### Requirement
Write out exactly the lines below that run from the one containing "0.0 | 23.50 |" through the one containing "values left out.", both included, with no other lines.

### Entries provided
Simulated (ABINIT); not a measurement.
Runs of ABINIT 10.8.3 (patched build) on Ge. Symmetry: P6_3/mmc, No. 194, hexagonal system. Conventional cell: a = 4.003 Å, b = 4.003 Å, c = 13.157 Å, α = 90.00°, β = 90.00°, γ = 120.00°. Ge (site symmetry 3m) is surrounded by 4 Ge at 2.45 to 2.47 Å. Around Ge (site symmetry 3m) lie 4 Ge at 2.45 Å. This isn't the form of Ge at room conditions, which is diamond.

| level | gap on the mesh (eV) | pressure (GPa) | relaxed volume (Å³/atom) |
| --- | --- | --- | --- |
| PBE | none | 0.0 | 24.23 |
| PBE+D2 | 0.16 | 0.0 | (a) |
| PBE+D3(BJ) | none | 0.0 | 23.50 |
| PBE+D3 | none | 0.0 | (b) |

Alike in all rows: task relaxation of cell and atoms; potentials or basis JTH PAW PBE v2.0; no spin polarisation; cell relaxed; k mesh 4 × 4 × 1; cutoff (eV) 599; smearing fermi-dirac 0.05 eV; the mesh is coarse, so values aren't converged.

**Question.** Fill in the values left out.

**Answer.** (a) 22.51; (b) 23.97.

### Answer area
| PBE+D3(BJ) | none | 0.0 | 23.50 |
| PBE+D3 | none | 0.0 | (b) |

Alike in all rows: task relaxation of cell and atoms; potentials or basis JTH PAW PBE v2.0; no spin polarisation; cell relaxed; k mesh 4 × 4 × 1; cutoff (eV) 599; smearing fermi-dirac 0.05 eV; the mesh is coarse, so values aren't converged.

**Question.** Fill in the values left out.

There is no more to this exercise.